§ EXERCISE:
Please restate the listing that follows without changing anything.

▶

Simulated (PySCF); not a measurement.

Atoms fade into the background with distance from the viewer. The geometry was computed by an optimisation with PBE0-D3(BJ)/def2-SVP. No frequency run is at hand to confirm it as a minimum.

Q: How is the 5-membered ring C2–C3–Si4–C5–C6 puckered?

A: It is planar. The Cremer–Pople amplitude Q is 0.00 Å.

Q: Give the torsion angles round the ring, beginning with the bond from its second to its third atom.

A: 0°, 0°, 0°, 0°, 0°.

◀

§ PROBLEM SOLUTION:
Simulated (PySCF); not a measurement.

Atoms fade into the background with distance from the viewer. The geometry was computed by an optimisation with PBE0-D3(BJ)/def2-SVP. No frequency run is at hand to confirm it as a minimum.

Q: How is the 5-membered ring C2–C3–Si4–C5–C6 puckered?

A: It is planar. The Cremer–Pople amplitude Q is 0.00 Å.

Q: Give the torsion angles round the ring, beginning with the bond from its second to its third atom.

A: 0°, 0°, 0°, 0°, 0°.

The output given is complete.